(ASSIGNED TASK) Could you retype the entries exactly as they are?

(LISTED ENTRIES)
==*==

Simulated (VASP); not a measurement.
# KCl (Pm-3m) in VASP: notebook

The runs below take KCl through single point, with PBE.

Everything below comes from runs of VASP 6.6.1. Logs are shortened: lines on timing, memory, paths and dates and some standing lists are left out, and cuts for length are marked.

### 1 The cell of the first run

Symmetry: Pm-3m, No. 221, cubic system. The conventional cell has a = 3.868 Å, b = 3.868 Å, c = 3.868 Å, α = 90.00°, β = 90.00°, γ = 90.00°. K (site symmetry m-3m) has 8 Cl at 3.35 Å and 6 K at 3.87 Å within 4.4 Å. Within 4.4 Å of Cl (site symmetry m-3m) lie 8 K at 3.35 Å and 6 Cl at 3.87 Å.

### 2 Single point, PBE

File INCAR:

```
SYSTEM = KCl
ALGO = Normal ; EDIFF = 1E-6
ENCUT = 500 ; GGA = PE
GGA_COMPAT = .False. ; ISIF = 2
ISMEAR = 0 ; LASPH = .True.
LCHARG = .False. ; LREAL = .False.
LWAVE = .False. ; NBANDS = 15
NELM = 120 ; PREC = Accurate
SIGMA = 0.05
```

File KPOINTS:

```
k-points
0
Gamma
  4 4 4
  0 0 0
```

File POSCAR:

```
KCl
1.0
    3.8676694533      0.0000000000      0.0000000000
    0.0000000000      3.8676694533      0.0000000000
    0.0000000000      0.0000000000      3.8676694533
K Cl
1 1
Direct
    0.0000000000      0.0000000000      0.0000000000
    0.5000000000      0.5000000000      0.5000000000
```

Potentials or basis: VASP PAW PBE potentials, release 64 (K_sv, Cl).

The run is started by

==*==

(EXPECTED ANSWER)
Simulated (VASP); not a measurement.
# KCl (Pm-3m) in VASP: notebook

The runs below take KCl through single point, with PBE.

Everything below comes from runs of VASP 6.6.1. Logs are shortened: lines on timing, memory, paths and dates and some standing lists are left out, and cuts for length are marked.

### 1 The cell of the first run

Symmetry: Pm-3m, No. 221, cubic system. The conventional cell has a = 3.868 Å, b = 3.868 Å, c = 3.868 Å, α = 90.00°, β = 90.00°, γ = 90.00°. K (site symmetry m-3m) has 8 Cl at 3.35 Å and 6 K at 3.87 Å within 4.4 Å. Within 4.4 Å of Cl (site symmetry m-3m) lie 8 K at 3.35 Å and 6 Cl at 3.87 Å.

### 2 Single point, PBE

File INCAR:

```
SYSTEM = KCl
ALGO = Normal ; EDIFF = 1E-6
ENCUT = 500 ; GGA = PE
GGA_COMPAT = .False. ; ISIF = 2
ISMEAR = 0 ; LASPH = .True.
LCHARG = .False. ; LREAL = .False.
LWAVE = .False. ; NBANDS = 15
NELM = 120 ; PREC = Accurate
SIGMA = 0.05
```

File KPOINTS:

```
k-points
0
Gamma
  4 4 4
  0 0 0
```

File POSCAR:

```
KCl
1.0
    3.8676694533      0.0000000000      0.0000000000
    0.0000000000      3.8676694533      0.0000000000
    0.0000000000      0.0000000000      3.8676694533
K Cl
1 1
Direct
    0.0000000000      0.0000000000      0.0000000000
    0.5000000000      0.5000000000      0.5000000000
```

Potentials or basis: VASP PAW PBE potentials, release 64 (K_sv, Cl).

The run is started by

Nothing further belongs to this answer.